* **ACTION ITEM**
When you reach the line containing "301.6 | +23.5 |", stop after it; until then, copy each line of the listing exactly, starting with the first.

********
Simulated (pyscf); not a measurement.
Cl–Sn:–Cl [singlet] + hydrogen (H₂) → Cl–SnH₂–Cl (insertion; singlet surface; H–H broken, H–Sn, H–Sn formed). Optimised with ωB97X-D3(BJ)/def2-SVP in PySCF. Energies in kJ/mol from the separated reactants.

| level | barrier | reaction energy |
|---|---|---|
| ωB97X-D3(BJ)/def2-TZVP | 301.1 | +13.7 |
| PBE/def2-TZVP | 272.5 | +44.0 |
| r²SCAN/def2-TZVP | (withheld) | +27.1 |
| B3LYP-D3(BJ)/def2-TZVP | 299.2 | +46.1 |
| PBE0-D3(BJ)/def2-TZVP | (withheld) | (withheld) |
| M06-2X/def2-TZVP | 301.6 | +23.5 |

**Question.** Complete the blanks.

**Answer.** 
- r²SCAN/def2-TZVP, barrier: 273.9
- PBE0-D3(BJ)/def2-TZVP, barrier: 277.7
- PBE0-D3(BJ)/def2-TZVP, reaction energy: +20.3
********

* **RESPONSE BOX**
Simulated (pyscf); not a measurement.
Cl–Sn:–Cl [singlet] + hydrogen (H₂) → Cl–SnH₂–Cl (insertion; singlet surface; H–H broken, H–Sn, H–Sn formed). Optimised with ωB97X-D3(BJ)/def2-SVP in PySCF. Energies in kJ/mol from the separated reactants.

| level | barrier | reaction energy |
|---|---|---|
| ωB97X-D3(BJ)/def2-TZVP | 301.1 | +13.7 |
| PBE/def2-TZVP | 272.5 | +44.0 |
| r²SCAN/def2-TZVP | (withheld) | +27.1 |
| B3LYP-D3(BJ)/def2-TZVP | 299.2 | +46.1 |
| PBE0-D3(BJ)/def2-TZVP | (withheld) | (withheld) |
| M06-2X/def2-TZVP | 301.6 | +23.5 |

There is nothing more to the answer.